ACTION ITEM: What is needed is an exact retyping of the records below, from the first line through the line that contains "Wanted: gap against ln V within 0.1 eV.".

Start of GIVEN ENTRIES
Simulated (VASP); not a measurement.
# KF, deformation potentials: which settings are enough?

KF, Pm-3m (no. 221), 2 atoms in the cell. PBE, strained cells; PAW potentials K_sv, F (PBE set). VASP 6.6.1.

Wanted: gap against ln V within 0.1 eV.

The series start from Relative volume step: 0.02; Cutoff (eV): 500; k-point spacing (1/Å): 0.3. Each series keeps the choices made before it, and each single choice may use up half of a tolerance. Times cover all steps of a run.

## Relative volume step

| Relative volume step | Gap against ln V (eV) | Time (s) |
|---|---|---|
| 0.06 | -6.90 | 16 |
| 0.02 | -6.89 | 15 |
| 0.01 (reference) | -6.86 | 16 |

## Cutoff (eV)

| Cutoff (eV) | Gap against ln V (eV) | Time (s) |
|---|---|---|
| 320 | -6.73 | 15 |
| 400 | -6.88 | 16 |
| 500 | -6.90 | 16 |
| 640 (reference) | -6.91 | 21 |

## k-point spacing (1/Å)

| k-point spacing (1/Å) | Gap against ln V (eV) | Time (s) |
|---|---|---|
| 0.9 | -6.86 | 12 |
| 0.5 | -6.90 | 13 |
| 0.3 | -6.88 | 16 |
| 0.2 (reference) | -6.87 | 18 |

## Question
End of GIVEN ENTRIES

ANSWER BOX:
Simulated (VASP); not a measurement.
# KF, deformation potentials: which settings are enough?

KF, Pm-3m (no. 221), 2 atoms in the cell. PBE, strained cells; PAW potentials K_sv, F (PBE set). VASP 6.6.1.

Wanted: gap against ln V within 0.1 eV.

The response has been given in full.